#### [ACTION ITEM]
Return the run of lines below that opens with the line containing "atoms displaced) (calculated)" and closes with the line containing "A calculation, not", keeping each one exact.

^^^^^^^^

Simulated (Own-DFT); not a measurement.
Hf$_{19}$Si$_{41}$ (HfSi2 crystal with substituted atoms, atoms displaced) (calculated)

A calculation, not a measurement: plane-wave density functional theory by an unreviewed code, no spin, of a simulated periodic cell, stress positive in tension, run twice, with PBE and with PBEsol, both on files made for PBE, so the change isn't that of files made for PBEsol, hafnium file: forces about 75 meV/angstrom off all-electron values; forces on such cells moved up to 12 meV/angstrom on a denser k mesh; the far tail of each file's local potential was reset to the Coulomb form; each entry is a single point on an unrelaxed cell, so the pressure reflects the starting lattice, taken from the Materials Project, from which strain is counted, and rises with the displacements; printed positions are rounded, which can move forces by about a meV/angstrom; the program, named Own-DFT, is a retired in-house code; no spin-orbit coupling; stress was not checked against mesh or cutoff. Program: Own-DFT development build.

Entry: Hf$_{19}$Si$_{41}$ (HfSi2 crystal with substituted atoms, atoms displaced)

^^^^^^^^

#### [EXPECTED ANSWER]
Hf$_{19}$Si$_{41}$ (HfSi2 crystal with substituted atoms, atoms displaced) (calculated)

A calculation, not a measurement: plane-wave density functional theory by an unreviewed code, no spin, of a simulated periodic cell, stress positive in tension, run twice, with PBE and with PBEsol, both on files made for PBE, so the change isn't that of files made for PBEsol, hafnium file: forces about 75 meV/angstrom off all-electron values; forces on such cells moved up to 12 meV/angstrom on a denser k mesh; the far tail of each file's local potential was reset to the Coulomb form; each entry is a single point on an unrelaxed cell, so the pressure reflects the starting lattice, taken from the Materials Project, from which strain is counted, and rises with the displacements; printed positions are rounded, which can move forces by about a meV/angstrom; the program, named Own-DFT, is a retired in-house code; no spin-orbit coupling; stress was not checked against mesh or cutoff. Program: Own-DFT development build.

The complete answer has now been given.